== ACTIVITY ==
Transcribe every line of the records verbatim.

== RECORD EXTRACTS ==
-*-*-

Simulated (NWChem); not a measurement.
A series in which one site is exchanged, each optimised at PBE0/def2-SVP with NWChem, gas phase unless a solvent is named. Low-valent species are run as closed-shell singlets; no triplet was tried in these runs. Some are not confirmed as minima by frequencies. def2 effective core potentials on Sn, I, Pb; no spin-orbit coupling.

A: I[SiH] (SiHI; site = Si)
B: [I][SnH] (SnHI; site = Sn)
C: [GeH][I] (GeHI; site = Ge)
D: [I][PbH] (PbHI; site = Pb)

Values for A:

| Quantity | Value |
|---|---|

-*-*-

== EXERCISE RESPONSE ==
Simulated (NWChem); not a measurement.
A series in which one site is exchanged, each optimised at PBE0/def2-SVP with NWChem, gas phase unless a solvent is named. Low-valent species are run as closed-shell singlets; no triplet was tried in these runs. Some are not confirmed as minima by frequencies. def2 effective core potentials on Sn, I, Pb; no spin-orbit coupling.

A: I[SiH] (SiHI; site = Si)
B: [I][SnH] (SnHI; site = Sn)
C: [GeH][I] (GeHI; site = Ge)
D: [I][PbH] (PbHI; site = Pb)

Values for A:

| Quantity | Value |
|---|---|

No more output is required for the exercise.